__Exercise__: What is wanted is an exact copy of the lines from the top of the listing through the line containing "-0.14 | 227.44 |".

__Given data__:
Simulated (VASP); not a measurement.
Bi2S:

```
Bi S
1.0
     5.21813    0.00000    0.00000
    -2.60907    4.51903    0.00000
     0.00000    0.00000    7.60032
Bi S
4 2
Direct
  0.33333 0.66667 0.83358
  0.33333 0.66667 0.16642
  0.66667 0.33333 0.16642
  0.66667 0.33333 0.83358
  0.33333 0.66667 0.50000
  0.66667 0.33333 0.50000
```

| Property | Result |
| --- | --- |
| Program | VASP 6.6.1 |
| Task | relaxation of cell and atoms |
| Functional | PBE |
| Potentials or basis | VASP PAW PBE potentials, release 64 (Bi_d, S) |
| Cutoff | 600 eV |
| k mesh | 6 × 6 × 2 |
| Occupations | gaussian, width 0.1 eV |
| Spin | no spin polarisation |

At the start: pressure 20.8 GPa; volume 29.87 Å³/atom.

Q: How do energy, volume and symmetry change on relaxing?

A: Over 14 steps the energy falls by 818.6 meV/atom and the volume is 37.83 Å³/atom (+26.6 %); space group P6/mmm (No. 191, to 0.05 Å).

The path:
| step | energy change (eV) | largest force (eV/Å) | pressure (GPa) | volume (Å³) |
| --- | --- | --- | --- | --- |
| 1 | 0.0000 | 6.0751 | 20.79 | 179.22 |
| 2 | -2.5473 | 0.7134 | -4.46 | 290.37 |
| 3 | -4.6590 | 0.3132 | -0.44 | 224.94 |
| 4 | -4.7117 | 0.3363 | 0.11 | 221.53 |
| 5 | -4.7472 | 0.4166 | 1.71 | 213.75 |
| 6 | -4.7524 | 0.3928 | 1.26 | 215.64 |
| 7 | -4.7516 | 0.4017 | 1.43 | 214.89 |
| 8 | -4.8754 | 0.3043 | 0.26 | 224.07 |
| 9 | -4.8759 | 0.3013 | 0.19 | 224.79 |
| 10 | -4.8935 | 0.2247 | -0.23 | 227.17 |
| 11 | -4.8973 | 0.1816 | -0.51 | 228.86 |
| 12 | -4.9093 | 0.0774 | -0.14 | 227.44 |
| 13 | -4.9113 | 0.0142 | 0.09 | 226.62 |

__Exercise result__:
Simulated (VASP); not a measurement.
Bi2S:

```
Bi S
1.0
     5.21813    0.00000    0.00000
    -2.60907    4.51903    0.00000
     0.00000    0.00000    7.60032
Bi S
4 2
Direct
  0.33333 0.66667 0.83358
  0.33333 0.66667 0.16642
  0.66667 0.33333 0.16642
  0.66667 0.33333 0.83358
  0.33333 0.66667 0.50000
  0.66667 0.33333 0.50000
```

| Property | Result |
| --- | --- |
| Program | VASP 6.6.1 |
| Task | relaxation of cell and atoms |
| Functional | PBE |
| Potentials or basis | VASP PAW PBE potentials, release 64 (Bi_d, S) |
| Cutoff | 600 eV |
| k mesh | 6 × 6 × 2 |
| Occupations | gaussian, width 0.1 eV |
| Spin | no spin polarisation |

At the start: pressure 20.8 GPa; volume 29.87 Å³/atom.

Q: How do energy, volume and symmetry change on relaxing?

A: Over 14 steps the energy falls by 818.6 meV/atom and the volume is 37.83 Å³/atom (+26.6 %); space group P6/mmm (No. 191, to 0.05 Å).

The path:
| step | energy change (eV) | largest force (eV/Å) | pressure (GPa) | volume (Å³) |
| --- | --- | --- | --- | --- |
| 1 | 0.0000 | 6.0751 | 20.79 | 179.22 |
| 2 | -2.5473 | 0.7134 | -4.46 | 290.37 |
| 3 | -4.6590 | 0.3132 | -0.44 | 224.94 |
| 4 | -4.7117 | 0.3363 | 0.11 | 221.53 |
| 5 | -4.7472 | 0.4166 | 1.71 | 213.75 |
| 6 | -4.7524 | 0.3928 | 1.26 | 215.64 |
| 7 | -4.7516 | 0.4017 | 1.43 | 214.89 |
| 8 | -4.8754 | 0.3043 | 0.26 | 224.07 |
| 9 | -4.8759 | 0.3013 | 0.19 | 224.79 |
| 10 | -4.8935 | 0.2247 | -0.23 | 227.17 |
| 11 | -4.8973 | 0.1816 | -0.51 | 228.86 |
| 12 | -4.9093 | 0.0774 | -0.14 | 227.44 |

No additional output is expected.